§ **RECORD EXTRACTS**:
------

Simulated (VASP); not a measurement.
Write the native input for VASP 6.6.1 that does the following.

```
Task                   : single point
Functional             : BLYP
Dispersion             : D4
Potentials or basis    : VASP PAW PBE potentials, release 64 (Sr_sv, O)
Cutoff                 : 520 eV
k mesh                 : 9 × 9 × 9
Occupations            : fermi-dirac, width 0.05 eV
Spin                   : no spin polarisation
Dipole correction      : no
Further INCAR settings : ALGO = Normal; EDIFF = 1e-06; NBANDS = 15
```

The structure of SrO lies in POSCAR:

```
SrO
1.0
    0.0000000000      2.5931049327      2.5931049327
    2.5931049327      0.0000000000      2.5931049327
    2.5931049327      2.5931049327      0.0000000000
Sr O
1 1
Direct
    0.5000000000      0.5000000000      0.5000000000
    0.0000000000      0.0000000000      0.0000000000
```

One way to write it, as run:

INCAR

------

§ **ACTIVITY**: Look at the material above and copy, word for word, its lines from the first through the one containing "One way to write".

§ **WRITTEN ANSWER**:
Simulated (VASP); not a measurement.
Write the native input for VASP 6.6.1 that does the following.

```
Task                   : single point
Functional             : BLYP
Dispersion             : D4
Potentials or basis    : VASP PAW PBE potentials, release 64 (Sr_sv, O)
Cutoff                 : 520 eV
k mesh                 : 9 × 9 × 9
Occupations            : fermi-dirac, width 0.05 eV
Spin                   : no spin polarisation
Dipole correction      : no
Further INCAR settings : ALGO = Normal; EDIFF = 1e-06; NBANDS = 15
```

The structure of SrO lies in POSCAR:

```
SrO
1.0
    0.0000000000      2.5931049327      2.5931049327
    2.5931049327      0.0000000000      2.5931049327
    2.5931049327      2.5931049327      0.0000000000
Sr O
1 1
Direct
    0.5000000000      0.5000000000      0.5000000000
    0.0000000000      0.0000000000      0.0000000000
```

One way to write it, as run:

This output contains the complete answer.